▶ **Brief**
Below are entries; print them exactly from the first line through the one containing "Change from the".

▶ **Provided information**
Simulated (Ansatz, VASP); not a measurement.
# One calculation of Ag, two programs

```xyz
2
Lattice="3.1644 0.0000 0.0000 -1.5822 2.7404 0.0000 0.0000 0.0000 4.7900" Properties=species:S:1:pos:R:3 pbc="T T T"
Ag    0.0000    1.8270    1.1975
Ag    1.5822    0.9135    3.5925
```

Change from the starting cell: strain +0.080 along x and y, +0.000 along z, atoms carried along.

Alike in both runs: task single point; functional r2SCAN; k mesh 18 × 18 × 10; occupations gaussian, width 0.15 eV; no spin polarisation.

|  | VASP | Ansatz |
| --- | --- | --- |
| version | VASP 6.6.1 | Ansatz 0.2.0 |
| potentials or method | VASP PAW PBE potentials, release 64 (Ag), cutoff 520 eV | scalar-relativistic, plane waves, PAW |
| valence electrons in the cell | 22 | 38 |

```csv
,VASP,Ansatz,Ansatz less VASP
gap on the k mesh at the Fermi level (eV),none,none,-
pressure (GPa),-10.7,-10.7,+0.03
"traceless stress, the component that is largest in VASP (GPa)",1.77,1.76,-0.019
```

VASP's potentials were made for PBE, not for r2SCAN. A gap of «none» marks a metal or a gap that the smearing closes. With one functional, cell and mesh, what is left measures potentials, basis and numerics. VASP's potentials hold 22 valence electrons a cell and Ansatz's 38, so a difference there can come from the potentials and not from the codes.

▶ **Written response**
Simulated (Ansatz, VASP); not a measurement.
# One calculation of Ag, two programs

```xyz
2
Lattice="3.1644 0.0000 0.0000 -1.5822 2.7404 0.0000 0.0000 0.0000 4.7900" Properties=species:S:1:pos:R:3 pbc="T T T"
Ag    0.0000    1.8270    1.1975
Ag    1.5822    0.9135    3.5925
```

Change from the starting cell: strain +0.080 along x and y, +0.000 along z, atoms carried along.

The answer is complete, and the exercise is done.